- PROVIDED INFORMATION -
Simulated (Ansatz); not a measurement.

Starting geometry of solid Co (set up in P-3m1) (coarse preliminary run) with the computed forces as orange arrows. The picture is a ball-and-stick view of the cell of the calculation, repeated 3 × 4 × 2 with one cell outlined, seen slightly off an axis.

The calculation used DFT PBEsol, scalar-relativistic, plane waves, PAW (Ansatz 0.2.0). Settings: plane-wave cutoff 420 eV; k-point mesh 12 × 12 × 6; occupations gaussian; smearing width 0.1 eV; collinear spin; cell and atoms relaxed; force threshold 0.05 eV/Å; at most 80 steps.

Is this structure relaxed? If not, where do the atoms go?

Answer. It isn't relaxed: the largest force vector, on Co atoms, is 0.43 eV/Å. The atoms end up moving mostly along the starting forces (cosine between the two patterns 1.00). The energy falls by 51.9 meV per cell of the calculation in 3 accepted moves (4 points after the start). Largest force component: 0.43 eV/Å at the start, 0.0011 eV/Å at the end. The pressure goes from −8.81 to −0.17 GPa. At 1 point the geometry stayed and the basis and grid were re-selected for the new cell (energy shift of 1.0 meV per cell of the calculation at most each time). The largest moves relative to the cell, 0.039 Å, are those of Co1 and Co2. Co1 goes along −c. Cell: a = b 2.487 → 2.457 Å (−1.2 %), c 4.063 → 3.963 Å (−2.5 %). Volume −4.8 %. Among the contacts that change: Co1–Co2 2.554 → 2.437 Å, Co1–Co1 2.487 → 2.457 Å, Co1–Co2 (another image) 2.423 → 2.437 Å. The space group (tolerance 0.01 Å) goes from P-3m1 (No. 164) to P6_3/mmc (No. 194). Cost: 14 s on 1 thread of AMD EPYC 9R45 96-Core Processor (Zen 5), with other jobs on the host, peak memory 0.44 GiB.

- EXERCISE -
Every line from the first entry to the line containing "Is this structure" should be transcribed exactly, and nothing beyond it.

- EXPECTED ANSWER -
Simulated (Ansatz); not a measurement.

Starting geometry of solid Co (set up in P-3m1) (coarse preliminary run) with the computed forces as orange arrows. The picture is a ball-and-stick view of the cell of the calculation, repeated 3 × 4 × 2 with one cell outlined, seen slightly off an axis.

The calculation used DFT PBEsol, scalar-relativistic, plane waves, PAW (Ansatz 0.2.0). Settings: plane-wave cutoff 420 eV; k-point mesh 12 × 12 × 6; occupations gaussian; smearing width 0.1 eV; collinear spin; cell and atoms relaxed; force threshold 0.05 eV/Å; at most 80 steps.

Is this structure relaxed? If not, where do the atoms go?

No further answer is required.